-- EXTRACTED RECORDS follows --
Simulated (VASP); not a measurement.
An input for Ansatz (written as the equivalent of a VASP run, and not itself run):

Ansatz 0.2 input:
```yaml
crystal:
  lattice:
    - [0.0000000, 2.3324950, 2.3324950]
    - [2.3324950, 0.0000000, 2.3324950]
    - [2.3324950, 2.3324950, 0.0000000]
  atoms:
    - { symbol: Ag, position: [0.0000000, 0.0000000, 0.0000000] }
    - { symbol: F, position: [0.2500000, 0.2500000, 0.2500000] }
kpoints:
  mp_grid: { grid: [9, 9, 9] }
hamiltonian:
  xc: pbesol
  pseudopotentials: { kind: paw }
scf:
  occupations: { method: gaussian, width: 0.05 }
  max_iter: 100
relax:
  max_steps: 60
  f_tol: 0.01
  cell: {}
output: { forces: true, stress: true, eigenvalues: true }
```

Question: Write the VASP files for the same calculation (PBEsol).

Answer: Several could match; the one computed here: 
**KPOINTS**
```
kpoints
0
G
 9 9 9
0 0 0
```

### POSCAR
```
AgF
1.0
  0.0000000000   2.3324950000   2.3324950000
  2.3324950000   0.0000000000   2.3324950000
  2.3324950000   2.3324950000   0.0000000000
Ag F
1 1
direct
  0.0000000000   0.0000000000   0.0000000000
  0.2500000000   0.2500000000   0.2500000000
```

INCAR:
-- EXTRACTED RECORDS concluded --

Word for word, copy out the records.

Simulated (VASP); not a measurement.
An input for Ansatz (written as the equivalent of a VASP run, and not itself run):

Ansatz 0.2 input:
```yaml
crystal:
  lattice:
    - [0.0000000, 2.3324950, 2.3324950]
    - [2.3324950, 0.0000000, 2.3324950]
    - [2.3324950, 2.3324950, 0.0000000]
  atoms:
    - { symbol: Ag, position: [0.0000000, 0.0000000, 0.0000000] }
    - { symbol: F, position: [0.2500000, 0.2500000, 0.2500000] }
kpoints:
  mp_grid: { grid: [9, 9, 9] }
hamiltonian:
  xc: pbesol
  pseudopotentials: { kind: paw }
scf:
  occupations: { method: gaussian, width: 0.05 }
  max_iter: 100
relax:
  max_steps: 60
  f_tol: 0.01
  cell: {}
output: { forces: true, stress: true, eigenvalues: true }
```

Question: Write the VASP files for the same calculation (PBEsol).

Answer: Several could match; the one computed here: 
**KPOINTS**
```
kpoints
0
G
 9 9 9
0 0 0
```

### POSCAR
```
AgF
1.0
  0.0000000000   2.3324950000   2.3324950000
  2.3324950000   0.0000000000   2.3324950000
  2.3324950000   2.3324950000   0.0000000000
Ag F
1 1
direct
  0.0000000000   0.0000000000   0.0000000000
  0.2500000000   0.2500000000   0.2500000000
```

INCAR:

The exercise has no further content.